INFORMATION
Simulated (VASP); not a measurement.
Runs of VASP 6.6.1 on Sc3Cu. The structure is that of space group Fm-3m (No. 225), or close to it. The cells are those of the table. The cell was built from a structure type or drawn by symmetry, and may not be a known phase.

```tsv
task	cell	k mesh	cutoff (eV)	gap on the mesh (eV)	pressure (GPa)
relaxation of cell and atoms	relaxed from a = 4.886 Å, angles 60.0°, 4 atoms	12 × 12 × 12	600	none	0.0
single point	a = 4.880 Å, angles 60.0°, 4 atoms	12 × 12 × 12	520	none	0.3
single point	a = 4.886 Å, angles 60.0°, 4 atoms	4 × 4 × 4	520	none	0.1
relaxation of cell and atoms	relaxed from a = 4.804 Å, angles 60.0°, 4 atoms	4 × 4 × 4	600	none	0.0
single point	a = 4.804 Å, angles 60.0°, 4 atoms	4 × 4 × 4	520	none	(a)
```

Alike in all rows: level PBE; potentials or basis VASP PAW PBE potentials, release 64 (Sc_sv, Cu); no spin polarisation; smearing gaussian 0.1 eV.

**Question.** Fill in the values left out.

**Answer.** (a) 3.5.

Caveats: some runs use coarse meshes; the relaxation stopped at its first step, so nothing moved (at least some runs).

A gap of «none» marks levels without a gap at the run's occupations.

EXERCISE
Please transcribe the records exactly from their first line through the line holding "Caveats: some runs", and leave out all others.

TASK RESPONSE
Simulated (VASP); not a measurement.
Runs of VASP 6.6.1 on Sc3Cu. The structure is that of space group Fm-3m (No. 225), or close to it. The cells are those of the table. The cell was built from a structure type or drawn by symmetry, and may not be a known phase.

```tsv
task	cell	k mesh	cutoff (eV)	gap on the mesh (eV)	pressure (GPa)
relaxation of cell and atoms	relaxed from a = 4.886 Å, angles 60.0°, 4 atoms	12 × 12 × 12	600	none	0.0
single point	a = 4.880 Å, angles 60.0°, 4 atoms	12 × 12 × 12	520	none	0.3
single point	a = 4.886 Å, angles 60.0°, 4 atoms	4 × 4 × 4	520	none	0.1
relaxation of cell and atoms	relaxed from a = 4.804 Å, angles 60.0°, 4 atoms	4 × 4 × 4	600	none	0.0
single point	a = 4.804 Å, angles 60.0°, 4 atoms	4 × 4 × 4	520	none	(a)
```

Alike in all rows: level PBE; potentials or basis VASP PAW PBE potentials, release 64 (Sc_sv, Cu); no spin polarisation; smearing gaussian 0.1 eV.

**Question.** Fill in the values left out.

**Answer.** (a) 3.5.

Caveats: some runs use coarse meshes; the relaxation stopped at its first step, so nothing moved (at least some runs).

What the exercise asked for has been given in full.